### SUPPLIED DATA
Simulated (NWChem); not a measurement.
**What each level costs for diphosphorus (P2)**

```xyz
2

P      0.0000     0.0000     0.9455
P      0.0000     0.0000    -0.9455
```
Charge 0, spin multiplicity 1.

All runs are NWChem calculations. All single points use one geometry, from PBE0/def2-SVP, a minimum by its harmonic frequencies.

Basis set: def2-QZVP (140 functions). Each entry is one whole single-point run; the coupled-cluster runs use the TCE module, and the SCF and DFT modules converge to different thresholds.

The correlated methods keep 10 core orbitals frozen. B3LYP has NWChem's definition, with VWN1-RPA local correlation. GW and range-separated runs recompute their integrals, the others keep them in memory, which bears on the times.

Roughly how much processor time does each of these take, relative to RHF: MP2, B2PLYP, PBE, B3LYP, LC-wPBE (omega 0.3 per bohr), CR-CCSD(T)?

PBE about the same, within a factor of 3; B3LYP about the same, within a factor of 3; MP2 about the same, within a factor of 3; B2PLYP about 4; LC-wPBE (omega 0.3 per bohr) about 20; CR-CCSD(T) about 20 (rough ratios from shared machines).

### WORK REQUEST
After locating the line with "Basis set: def2-QZVP" in the material above, return it and each line after it exactly, ending at the line with "Roughly how much".

### TASK SOLUTION
Basis set: def2-QZVP (140 functions). Each entry is one whole single-point run; the coupled-cluster runs use the TCE module, and the SCF and DFT modules converge to different thresholds.

The correlated methods keep 10 core orbitals frozen. B3LYP has NWChem's definition, with VWN1-RPA local correlation. GW and range-separated runs recompute their integrals, the others keep them in memory, which bears on the times.

Roughly how much processor time does each of these take, relative to RHF: MP2, B2PLYP, PBE, B3LYP, LC-wPBE (omega 0.3 per bohr), CR-CCSD(T)?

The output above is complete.